◆ Work order
Only the lines below starting at the one that contains "- Total energies" and ending at the one that contains "- The run takes" are to be reproduced, exactly and with both ends kept.

(Dataset content Opens)

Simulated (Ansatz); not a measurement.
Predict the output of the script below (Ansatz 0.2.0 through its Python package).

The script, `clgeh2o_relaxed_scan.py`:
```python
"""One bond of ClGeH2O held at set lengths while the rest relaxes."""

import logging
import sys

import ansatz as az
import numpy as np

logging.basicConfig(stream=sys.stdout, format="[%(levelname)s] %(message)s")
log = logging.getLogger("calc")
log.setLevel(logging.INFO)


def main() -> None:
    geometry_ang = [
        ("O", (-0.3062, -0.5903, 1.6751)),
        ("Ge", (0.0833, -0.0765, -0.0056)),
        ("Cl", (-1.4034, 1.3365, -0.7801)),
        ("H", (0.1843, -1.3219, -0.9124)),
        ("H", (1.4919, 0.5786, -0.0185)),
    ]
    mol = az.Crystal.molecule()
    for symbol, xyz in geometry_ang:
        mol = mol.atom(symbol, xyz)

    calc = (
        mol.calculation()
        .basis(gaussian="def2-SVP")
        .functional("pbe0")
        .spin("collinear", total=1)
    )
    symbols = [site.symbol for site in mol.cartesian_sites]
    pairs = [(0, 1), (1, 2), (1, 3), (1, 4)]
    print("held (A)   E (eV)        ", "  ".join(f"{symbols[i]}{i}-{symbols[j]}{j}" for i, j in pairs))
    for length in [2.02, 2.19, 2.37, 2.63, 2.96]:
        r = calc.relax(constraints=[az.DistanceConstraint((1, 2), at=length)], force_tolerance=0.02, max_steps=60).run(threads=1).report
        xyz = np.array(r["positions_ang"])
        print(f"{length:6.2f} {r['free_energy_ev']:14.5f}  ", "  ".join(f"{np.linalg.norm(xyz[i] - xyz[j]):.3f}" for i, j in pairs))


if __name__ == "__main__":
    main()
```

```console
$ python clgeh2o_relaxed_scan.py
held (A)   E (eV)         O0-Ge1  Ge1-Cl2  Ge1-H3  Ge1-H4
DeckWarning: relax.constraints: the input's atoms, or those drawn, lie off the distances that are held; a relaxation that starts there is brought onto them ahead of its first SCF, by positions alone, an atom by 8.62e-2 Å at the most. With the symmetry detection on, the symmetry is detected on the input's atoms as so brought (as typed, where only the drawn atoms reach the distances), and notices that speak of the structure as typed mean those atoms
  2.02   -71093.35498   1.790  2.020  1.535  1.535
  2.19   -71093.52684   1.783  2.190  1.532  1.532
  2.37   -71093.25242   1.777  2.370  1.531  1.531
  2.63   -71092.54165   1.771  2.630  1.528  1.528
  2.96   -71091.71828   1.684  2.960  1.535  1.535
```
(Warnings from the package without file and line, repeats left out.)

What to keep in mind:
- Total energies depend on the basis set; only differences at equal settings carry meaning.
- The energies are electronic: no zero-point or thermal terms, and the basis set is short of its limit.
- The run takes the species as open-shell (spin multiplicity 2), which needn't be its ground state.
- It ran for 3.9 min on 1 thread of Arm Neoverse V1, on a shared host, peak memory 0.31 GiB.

(Dataset content Closes)

◆ Exercise result
- Total energies depend on the basis set; only differences at equal settings carry meaning.
- The energies are electronic: no zero-point or thermal terms, and the basis set is short of its limit.
- The run takes the species as open-shell (spin multiplicity 2), which needn't be its ground state.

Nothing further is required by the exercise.